§ Provided records:
┄┄┄┄┄┄┄┄┄┄

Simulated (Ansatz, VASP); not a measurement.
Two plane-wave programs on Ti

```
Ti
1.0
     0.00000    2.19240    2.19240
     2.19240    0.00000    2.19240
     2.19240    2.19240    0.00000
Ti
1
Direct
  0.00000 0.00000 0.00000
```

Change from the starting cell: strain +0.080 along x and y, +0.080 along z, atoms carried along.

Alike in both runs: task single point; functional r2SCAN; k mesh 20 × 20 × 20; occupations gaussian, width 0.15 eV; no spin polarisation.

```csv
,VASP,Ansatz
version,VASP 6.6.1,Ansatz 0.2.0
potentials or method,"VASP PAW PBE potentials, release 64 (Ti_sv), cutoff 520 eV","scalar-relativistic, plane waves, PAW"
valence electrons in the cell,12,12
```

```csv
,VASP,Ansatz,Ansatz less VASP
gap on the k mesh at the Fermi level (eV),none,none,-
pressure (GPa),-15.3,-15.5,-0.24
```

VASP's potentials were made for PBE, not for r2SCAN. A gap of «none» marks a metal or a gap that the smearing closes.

┄┄┄┄┄┄┄┄┄┄

§ Assignment:
Nothing beyond the line containing "Change from the" is to be output; the lines above, from the first one onward to that line, are to be transcribed exactly.

§ Written solution:
Simulated (Ansatz, VASP); not a measurement.
Two plane-wave programs on Ti

```
Ti
1.0
     0.00000    2.19240    2.19240
     2.19240    0.00000    2.19240
     2.19240    2.19240    0.00000
Ti
1
Direct
  0.00000 0.00000 0.00000
```

Change from the starting cell: strain +0.080 along x and y, +0.080 along z, atoms carried along.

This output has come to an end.